**REQUIRED ACTION:**
In the records below, find the line with "# Gap and screening" and the line with "lam = 3.90 nm"; return exactly those lines and every line between them.

**RECORDED DATA:**
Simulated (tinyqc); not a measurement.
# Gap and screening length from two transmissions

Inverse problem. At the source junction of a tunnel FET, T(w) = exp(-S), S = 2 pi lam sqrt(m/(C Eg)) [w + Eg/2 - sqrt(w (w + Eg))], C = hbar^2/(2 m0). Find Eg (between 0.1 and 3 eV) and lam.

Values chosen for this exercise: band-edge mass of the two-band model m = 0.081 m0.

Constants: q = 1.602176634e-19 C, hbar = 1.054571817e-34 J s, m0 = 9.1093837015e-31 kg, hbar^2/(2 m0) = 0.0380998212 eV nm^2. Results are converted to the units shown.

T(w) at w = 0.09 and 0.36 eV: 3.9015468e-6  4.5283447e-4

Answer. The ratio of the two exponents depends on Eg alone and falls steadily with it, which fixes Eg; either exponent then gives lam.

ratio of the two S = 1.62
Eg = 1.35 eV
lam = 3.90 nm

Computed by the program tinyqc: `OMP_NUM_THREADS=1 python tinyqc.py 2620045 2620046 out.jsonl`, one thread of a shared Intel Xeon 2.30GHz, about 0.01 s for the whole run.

**RESULT:**
# Gap and screening length from two transmissions

Inverse problem. At the source junction of a tunnel FET, T(w) = exp(-S), S = 2 pi lam sqrt(m/(C Eg)) [w + Eg/2 - sqrt(w (w + Eg))], C = hbar^2/(2 m0). Find Eg (between 0.1 and 3 eV) and lam.

Values chosen for this exercise: band-edge mass of the two-band model m = 0.081 m0.

Constants: q = 1.602176634e-19 C, hbar = 1.054571817e-34 J s, m0 = 9.1093837015e-31 kg, hbar^2/(2 m0) = 0.0380998212 eV nm^2. Results are converted to the units shown.

T(w) at w = 0.09 and 0.36 eV: 3.9015468e-6  4.5283447e-4

Answer. The ratio of the two exponents depends on Eg alone and falls steadily with it, which fixes Eg; either exponent then gives lam.

ratio of the two S = 1.62
Eg = 1.35 eV
lam = 3.90 nm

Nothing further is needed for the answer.